**TASK ITEM**
Reproduce only the top of the records, down to and including the line containing "Total energies compare".

Start of DATA LISTING
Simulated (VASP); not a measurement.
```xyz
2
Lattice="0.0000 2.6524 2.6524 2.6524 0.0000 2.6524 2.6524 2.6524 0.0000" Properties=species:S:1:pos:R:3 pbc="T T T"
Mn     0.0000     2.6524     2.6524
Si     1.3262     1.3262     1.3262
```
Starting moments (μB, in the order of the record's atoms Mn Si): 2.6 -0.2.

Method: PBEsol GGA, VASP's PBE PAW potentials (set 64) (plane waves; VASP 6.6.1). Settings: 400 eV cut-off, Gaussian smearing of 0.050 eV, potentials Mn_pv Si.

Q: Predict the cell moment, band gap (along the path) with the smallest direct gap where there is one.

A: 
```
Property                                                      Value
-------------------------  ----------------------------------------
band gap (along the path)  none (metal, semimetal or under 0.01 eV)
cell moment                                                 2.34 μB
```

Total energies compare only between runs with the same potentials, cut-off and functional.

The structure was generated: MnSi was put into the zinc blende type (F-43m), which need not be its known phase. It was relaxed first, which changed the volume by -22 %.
End of DATA LISTING

**TASK RESPONSE**
Simulated (VASP); not a measurement.
```xyz
2
Lattice="0.0000 2.6524 2.6524 2.6524 0.0000 2.6524 2.6524 2.6524 0.0000" Properties=species:S:1:pos:R:3 pbc="T T T"
Mn     0.0000     2.6524     2.6524
Si     1.3262     1.3262     1.3262
```
Starting moments (μB, in the order of the record's atoms Mn Si): 2.6 -0.2.

Method: PBEsol GGA, VASP's PBE PAW potentials (set 64) (plane waves; VASP 6.6.1). Settings: 400 eV cut-off, Gaussian smearing of 0.050 eV, potentials Mn_pv Si.

Q: Predict the cell moment, band gap (along the path) with the smallest direct gap where there is one.

A: 
```
Property                                                      Value
-------------------------  ----------------------------------------
band gap (along the path)  none (metal, semimetal or under 0.01 eV)
cell moment                                                 2.34 μB
```

Total energies compare only between runs with the same potentials, cut-off and functional.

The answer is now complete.